Action item:
What follows is a set of records. Repeat them word for word.

Information shown section start
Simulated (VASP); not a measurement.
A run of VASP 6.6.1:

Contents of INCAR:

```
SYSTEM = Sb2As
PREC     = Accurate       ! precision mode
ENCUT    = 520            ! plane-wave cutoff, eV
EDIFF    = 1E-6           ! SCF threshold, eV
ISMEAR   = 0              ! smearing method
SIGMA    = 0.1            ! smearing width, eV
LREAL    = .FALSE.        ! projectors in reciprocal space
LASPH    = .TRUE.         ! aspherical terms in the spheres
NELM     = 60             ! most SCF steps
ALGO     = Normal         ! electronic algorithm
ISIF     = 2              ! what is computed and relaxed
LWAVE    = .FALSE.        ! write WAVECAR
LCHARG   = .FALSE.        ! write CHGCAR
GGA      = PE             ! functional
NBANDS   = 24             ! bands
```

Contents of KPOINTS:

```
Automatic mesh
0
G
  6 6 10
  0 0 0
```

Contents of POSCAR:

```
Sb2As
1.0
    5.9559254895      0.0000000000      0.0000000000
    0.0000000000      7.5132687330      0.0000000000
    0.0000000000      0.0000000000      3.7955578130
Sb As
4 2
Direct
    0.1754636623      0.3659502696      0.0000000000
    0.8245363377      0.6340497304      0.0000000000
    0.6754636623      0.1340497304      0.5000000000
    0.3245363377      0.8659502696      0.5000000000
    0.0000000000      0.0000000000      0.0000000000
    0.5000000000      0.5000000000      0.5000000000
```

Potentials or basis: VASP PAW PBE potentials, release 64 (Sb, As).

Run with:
Information shown section end

Response area:
Simulated (VASP); not a measurement.
A run of VASP 6.6.1:

Contents of INCAR:

```
SYSTEM = Sb2As
PREC     = Accurate       ! precision mode
ENCUT    = 520            ! plane-wave cutoff, eV
EDIFF    = 1E-6           ! SCF threshold, eV
ISMEAR   = 0              ! smearing method
SIGMA    = 0.1            ! smearing width, eV
LREAL    = .FALSE.        ! projectors in reciprocal space
LASPH    = .TRUE.         ! aspherical terms in the spheres
NELM     = 60             ! most SCF steps
ALGO     = Normal         ! electronic algorithm
ISIF     = 2              ! what is computed and relaxed
LWAVE    = .FALSE.        ! write WAVECAR
LCHARG   = .FALSE.        ! write CHGCAR
GGA      = PE             ! functional
NBANDS   = 24             ! bands
```

Contents of KPOINTS:

```
Automatic mesh
0
G
  6 6 10
  0 0 0
```

Contents of POSCAR:

```
Sb2As
1.0
    5.9559254895      0.0000000000      0.0000000000
    0.0000000000      7.5132687330      0.0000000000
    0.0000000000      0.0000000000      3.7955578130
Sb As
4 2
Direct
    0.1754636623      0.3659502696      0.0000000000
    0.8245363377      0.6340497304      0.0000000000
    0.6754636623      0.1340497304      0.5000000000
    0.3245363377      0.8659502696      0.5000000000
    0.0000000000      0.0000000000      0.0000000000
    0.5000000000      0.5000000000      0.5000000000
```

Potentials or basis: VASP PAW PBE potentials, release 64 (Sb, As).

Run with:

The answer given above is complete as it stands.